========================================================================

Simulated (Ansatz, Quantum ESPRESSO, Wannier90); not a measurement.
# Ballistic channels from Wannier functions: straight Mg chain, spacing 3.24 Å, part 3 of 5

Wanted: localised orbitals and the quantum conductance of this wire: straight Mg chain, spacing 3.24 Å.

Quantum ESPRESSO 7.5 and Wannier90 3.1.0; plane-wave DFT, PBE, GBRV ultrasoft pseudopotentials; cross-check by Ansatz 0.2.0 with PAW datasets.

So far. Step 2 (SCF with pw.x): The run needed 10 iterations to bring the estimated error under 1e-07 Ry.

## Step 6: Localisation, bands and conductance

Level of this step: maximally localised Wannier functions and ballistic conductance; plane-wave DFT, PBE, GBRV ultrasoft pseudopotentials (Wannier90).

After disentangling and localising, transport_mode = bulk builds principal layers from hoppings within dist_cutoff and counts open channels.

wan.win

========================================================================

* **BRIEF**
Using the records above, write out exactly the lines between the one holding "So far. Step" and the one holding "After disentangling and", inclusive; leave everything else out.

* **EXERCISE ANSWER**
So far. Step 2 (SCF with pw.x): The run needed 10 iterations to bring the estimated error under 1e-07 Ry.

## Step 6: Localisation, bands and conductance

Level of this step: maximally localised Wannier functions and ballistic conductance; plane-wave DFT, PBE, GBRV ultrasoft pseudopotentials (Wannier90).

After disentangling and localising, transport_mode = bulk builds principal layers from hoppings within dist_cutoff and counts open channels.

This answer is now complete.